****************

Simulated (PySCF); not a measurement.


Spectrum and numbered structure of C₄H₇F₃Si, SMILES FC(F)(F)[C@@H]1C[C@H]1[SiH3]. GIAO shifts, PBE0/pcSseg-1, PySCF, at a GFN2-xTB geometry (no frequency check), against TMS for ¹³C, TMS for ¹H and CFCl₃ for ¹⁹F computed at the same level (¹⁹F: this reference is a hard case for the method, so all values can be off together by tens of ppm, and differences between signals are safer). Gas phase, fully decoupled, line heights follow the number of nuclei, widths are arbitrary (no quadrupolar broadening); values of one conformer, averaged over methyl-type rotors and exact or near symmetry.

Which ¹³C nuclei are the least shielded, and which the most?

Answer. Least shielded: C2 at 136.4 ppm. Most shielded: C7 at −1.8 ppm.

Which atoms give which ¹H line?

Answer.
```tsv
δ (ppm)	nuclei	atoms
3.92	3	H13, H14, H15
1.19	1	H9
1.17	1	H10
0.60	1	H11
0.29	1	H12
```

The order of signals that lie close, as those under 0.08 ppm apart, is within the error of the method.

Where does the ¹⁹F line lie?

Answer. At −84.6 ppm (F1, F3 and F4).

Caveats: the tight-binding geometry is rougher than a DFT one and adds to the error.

****************

Action item |
Write out only the lines that run from the line containing "Answer. Least shielded: C2" through the line containing "Answer. At −84.6 ppm (F1, F3 and F4).", both included, exactly as they appear above.

Response area |
Answer. Least shielded: C2 at 136.4 ppm. Most shielded: C7 at −1.8 ppm.

Which atoms give which ¹H line?

Answer.
```tsv
δ (ppm)	nuclei	atoms
3.92	3	H13, H14, H15
1.19	1	H9
1.17	1	H10
0.60	1	H11
0.29	1	H12
```

The order of signals that lie close, as those under 0.08 ppm apart, is within the error of the method.

Where does the ¹⁹F line lie?

Answer. At −84.6 ppm (F1, F3 and F4).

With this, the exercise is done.